━━━━━━━━━━━━━━━━━━━━

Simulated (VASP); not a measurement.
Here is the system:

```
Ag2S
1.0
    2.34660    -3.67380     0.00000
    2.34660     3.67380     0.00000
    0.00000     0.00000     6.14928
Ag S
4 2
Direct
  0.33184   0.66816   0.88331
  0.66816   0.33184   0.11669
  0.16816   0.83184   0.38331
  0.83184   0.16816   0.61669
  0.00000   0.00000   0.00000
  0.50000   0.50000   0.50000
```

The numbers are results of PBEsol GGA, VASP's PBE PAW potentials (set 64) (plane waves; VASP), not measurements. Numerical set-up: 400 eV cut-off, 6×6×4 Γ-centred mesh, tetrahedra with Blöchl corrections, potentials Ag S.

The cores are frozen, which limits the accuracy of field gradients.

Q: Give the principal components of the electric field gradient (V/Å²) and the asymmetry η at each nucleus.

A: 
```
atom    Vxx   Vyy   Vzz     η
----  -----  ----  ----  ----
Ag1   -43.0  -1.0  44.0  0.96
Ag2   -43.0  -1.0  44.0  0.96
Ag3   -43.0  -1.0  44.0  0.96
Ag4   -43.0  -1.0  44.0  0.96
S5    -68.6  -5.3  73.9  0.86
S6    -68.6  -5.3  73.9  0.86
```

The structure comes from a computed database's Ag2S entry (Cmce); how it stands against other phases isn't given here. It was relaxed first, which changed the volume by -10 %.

━━━━━━━━━━━━━━━━━━━━

Assignment:
Your answer must be the lines from the first line of the records through the line containing "The numbers are", copied exactly.

Exercise response:
Simulated (VASP); not a measurement.
Here is the system:

```
Ag2S
1.0
    2.34660    -3.67380     0.00000
    2.34660     3.67380     0.00000
    0.00000     0.00000     6.14928
Ag S
4 2
Direct
  0.33184   0.66816   0.88331
  0.66816   0.33184   0.11669
  0.16816   0.83184   0.38331
  0.83184   0.16816   0.61669
  0.00000   0.00000   0.00000
  0.50000   0.50000   0.50000
```

The numbers are results of PBEsol GGA, VASP's PBE PAW potentials (set 64) (plane waves; VASP), not measurements. Numerical set-up: 400 eV cut-off, 6×6×4 Γ-centred mesh, tetrahedra with Blöchl corrections, potentials Ag S.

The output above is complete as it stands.